(Data supplied begins)

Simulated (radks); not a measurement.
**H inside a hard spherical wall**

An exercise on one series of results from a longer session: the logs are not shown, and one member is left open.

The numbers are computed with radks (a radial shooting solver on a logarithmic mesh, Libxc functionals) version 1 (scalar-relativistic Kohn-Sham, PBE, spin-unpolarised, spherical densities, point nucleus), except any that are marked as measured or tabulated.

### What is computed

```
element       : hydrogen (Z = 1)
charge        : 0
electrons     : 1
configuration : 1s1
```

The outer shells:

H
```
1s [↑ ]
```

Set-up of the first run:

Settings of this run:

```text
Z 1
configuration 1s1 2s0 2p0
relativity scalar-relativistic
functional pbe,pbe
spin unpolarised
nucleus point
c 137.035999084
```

(Data supplied ends)

-- Work item --
Restate all of the lines in the material exactly as they are.

-- Exercise response --
Simulated (radks); not a measurement.
**H inside a hard spherical wall**

An exercise on one series of results from a longer session: the logs are not shown, and one member is left open.

The numbers are computed with radks (a radial shooting solver on a logarithmic mesh, Libxc functionals) version 1 (scalar-relativistic Kohn-Sham, PBE, spin-unpolarised, spherical densities, point nucleus), except any that are marked as measured or tabulated.

### What is computed

```
element       : hydrogen (Z = 1)
charge        : 0
electrons     : 1
configuration : 1s1
```

The outer shells:

H
```
1s [↑ ]
```

Set-up of the first run:

Settings of this run:

```text
Z 1
configuration 1s1 2s0 2p0
relativity scalar-relativistic
functional pbe,pbe
spin unpolarised
nucleus point
c 137.035999084
```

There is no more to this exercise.